The full set of entries below must be returned exactly as shown.

§ **DATASET EXTRACT**

-----

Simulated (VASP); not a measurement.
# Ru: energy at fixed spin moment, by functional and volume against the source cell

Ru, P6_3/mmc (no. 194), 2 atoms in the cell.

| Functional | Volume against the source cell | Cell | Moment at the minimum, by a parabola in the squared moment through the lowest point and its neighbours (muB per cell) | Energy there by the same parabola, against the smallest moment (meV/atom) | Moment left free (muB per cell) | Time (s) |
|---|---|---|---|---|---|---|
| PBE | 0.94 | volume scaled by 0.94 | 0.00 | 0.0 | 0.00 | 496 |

-----

§ **WRITTEN RESPONSE**
Simulated (VASP); not a measurement.
# Ru: energy at fixed spin moment, by functional and volume against the source cell

Ru, P6_3/mmc (no. 194), 2 atoms in the cell.

| Functional | Volume against the source cell | Cell | Moment at the minimum, by a parabola in the squared moment through the lowest point and its neighbours (muB per cell) | Energy there by the same parabola, against the smallest moment (meV/atom) | Moment left free (muB per cell) | Time (s) |
|---|---|---|---|---|---|---|
| PBE | 0.94 | volume scaled by 0.94 | 0.00 | 0.0 | 0.00 | 496 |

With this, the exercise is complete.